> **DATA EXTRACTS**
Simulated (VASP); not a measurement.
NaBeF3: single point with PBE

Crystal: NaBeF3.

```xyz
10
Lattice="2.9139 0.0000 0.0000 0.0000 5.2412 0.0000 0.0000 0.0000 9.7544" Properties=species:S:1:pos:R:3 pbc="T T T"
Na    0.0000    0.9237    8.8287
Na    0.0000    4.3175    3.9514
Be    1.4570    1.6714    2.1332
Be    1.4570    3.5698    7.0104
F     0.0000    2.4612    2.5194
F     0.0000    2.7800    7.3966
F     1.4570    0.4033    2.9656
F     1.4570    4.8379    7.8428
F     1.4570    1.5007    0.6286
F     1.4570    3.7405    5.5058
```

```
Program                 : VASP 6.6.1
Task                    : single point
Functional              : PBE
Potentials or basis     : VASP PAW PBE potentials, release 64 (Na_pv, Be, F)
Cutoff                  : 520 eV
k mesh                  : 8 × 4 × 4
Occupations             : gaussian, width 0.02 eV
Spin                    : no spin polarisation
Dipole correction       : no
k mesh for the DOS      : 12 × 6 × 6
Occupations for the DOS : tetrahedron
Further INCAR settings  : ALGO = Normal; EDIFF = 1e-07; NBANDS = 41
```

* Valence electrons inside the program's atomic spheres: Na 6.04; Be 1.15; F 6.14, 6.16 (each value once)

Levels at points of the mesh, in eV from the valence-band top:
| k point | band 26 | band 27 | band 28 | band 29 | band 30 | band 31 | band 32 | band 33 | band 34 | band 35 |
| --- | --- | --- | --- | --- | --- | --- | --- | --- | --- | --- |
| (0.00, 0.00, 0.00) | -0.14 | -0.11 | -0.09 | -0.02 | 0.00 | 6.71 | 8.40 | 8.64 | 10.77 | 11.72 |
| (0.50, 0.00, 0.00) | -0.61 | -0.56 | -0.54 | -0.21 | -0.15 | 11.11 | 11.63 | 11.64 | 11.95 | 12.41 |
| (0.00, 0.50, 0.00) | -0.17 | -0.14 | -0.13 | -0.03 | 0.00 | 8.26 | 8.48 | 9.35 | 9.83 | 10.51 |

> **TASK ITEM**
The exact lines of the material above starting at the one that contains "34 | band 35 |" and ending at the one that contains "11.95 | 12.41 |" are what to retype; leave out everything else.

> **EXERCISE OUTPUT**
| k point | band 26 | band 27 | band 28 | band 29 | band 30 | band 31 | band 32 | band 33 | band 34 | band 35 |
| --- | --- | --- | --- | --- | --- | --- | --- | --- | --- | --- |
| (0.00, 0.00, 0.00) | -0.14 | -0.11 | -0.09 | -0.02 | 0.00 | 6.71 | 8.40 | 8.64 | 10.77 | 11.72 |
| (0.50, 0.00, 0.00) | -0.61 | -0.56 | -0.54 | -0.21 | -0.15 | 11.11 | 11.63 | 11.64 | 11.95 | 12.41 |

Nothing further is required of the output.